-- Entries shown follows --

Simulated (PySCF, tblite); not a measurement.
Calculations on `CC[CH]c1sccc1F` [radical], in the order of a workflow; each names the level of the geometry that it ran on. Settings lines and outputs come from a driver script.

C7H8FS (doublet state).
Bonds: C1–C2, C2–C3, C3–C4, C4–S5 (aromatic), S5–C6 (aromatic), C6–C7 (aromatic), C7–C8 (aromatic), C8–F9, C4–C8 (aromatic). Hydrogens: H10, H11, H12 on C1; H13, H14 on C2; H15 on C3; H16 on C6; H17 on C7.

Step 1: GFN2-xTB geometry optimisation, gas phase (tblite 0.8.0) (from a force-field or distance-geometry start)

-- Entries shown concluded --

** Assigned task **
All of the entries above should be output exactly as they are.

** Response area **
Simulated (PySCF, tblite); not a measurement.
Calculations on `CC[CH]c1sccc1F` [radical], in the order of a workflow; each names the level of the geometry that it ran on. Settings lines and outputs come from a driver script.

C7H8FS (doublet state).
Bonds: C1–C2, C2–C3, C3–C4, C4–S5 (aromatic), S5–C6 (aromatic), C6–C7 (aromatic), C7–C8 (aromatic), C8–F9, C4–C8 (aromatic). Hydrogens: H10, H11, H12 on C1; H13, H14 on C2; H15 on C3; H16 on C6; H17 on C7.

Step 1: GFN2-xTB geometry optimisation, gas phase (tblite 0.8.0) (from a force-field or distance-geometry start)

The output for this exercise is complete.